Copy the lines of the entries exactly, from the opening one to the one holding "Ta is taken", and leave out everything after.

——————

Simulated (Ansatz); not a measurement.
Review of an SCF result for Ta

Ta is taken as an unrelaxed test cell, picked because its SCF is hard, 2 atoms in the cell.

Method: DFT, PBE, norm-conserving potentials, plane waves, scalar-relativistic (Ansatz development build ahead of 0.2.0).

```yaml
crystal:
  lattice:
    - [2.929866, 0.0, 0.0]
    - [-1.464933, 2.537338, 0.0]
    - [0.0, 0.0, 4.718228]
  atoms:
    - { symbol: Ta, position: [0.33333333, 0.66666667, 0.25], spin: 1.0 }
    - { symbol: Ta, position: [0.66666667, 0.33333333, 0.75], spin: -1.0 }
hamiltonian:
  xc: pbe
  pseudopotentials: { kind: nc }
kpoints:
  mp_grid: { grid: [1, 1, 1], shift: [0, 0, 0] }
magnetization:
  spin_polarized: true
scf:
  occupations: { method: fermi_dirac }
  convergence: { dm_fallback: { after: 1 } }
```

——————

- _Written reply_:
Simulated (Ansatz); not a measurement.
Review of an SCF result for Ta

Ta is taken as an unrelaxed test cell, picked because its SCF is hard, 2 atoms in the cell.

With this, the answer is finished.